TASK ITEM – Your answer should be an exact copy of the lines from the start of the entries to the line containing "spin polarisation |", both included.

====== RECORDED INFORMATION

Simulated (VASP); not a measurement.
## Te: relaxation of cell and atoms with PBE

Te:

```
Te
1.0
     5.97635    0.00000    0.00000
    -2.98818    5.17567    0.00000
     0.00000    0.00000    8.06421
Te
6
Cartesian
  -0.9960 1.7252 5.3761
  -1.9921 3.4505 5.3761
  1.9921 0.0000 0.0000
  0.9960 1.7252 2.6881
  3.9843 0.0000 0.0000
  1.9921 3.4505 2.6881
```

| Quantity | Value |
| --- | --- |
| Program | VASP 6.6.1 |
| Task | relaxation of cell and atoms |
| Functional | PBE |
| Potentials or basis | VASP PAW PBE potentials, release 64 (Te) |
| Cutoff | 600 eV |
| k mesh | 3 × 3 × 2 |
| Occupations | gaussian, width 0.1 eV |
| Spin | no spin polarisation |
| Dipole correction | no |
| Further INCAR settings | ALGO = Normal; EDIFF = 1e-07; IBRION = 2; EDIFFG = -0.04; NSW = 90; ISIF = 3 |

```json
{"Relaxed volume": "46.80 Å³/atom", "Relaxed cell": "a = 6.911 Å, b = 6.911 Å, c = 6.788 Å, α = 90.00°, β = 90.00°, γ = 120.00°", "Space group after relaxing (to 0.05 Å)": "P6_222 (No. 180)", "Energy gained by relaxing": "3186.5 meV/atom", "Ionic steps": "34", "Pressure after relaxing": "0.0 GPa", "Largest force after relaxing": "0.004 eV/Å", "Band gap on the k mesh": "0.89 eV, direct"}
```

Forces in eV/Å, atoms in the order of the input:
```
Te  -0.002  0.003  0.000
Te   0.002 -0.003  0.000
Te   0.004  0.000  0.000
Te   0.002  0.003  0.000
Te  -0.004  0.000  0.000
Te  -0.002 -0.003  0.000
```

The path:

============

EXERCISE OUTPUT –
Simulated (VASP); not a measurement.
## Te: relaxation of cell and atoms with PBE

Te:

```
Te
1.0
     5.97635    0.00000    0.00000
    -2.98818    5.17567    0.00000
     0.00000    0.00000    8.06421
Te
6
Cartesian
  -0.9960 1.7252 5.3761
  -1.9921 3.4505 5.3761
  1.9921 0.0000 0.0000
  0.9960 1.7252 2.6881
  3.9843 0.0000 0.0000
  1.9921 3.4505 2.6881
```

| Quantity | Value |
| --- | --- |
| Program | VASP 6.6.1 |
| Task | relaxation of cell and atoms |
| Functional | PBE |
| Potentials or basis | VASP PAW PBE potentials, release 64 (Te) |
| Cutoff | 600 eV |
| k mesh | 3 × 3 × 2 |
| Occupations | gaussian, width 0.1 eV |
| Spin | no spin polarisation |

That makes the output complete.